ACTION ITEM>
Only one stretch of the data below should be repeated: the lines from the line containing "Crystal structure, ball-and-stick" through the line containing "Lattice parameters: a", inclusive, exactly as they are.

[DATASET RECORDS — start]
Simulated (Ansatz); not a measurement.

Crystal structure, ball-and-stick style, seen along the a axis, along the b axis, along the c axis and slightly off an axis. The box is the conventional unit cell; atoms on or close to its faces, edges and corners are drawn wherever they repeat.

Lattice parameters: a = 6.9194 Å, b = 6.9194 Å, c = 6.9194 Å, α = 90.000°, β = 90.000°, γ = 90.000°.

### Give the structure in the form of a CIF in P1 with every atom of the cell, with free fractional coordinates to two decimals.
[DATASET RECORDS — finish]

TASK SOLUTION>
Crystal structure, ball-and-stick style, seen along the a axis, along the b axis, along the c axis and slightly off an axis. The box is the conventional unit cell; atoms on or close to its faces, edges and corners are drawn wherever they repeat.

Lattice parameters: a = 6.9194 Å, b = 6.9194 Å, c = 6.9194 Å, α = 90.000°, β = 90.000°, γ = 90.000°.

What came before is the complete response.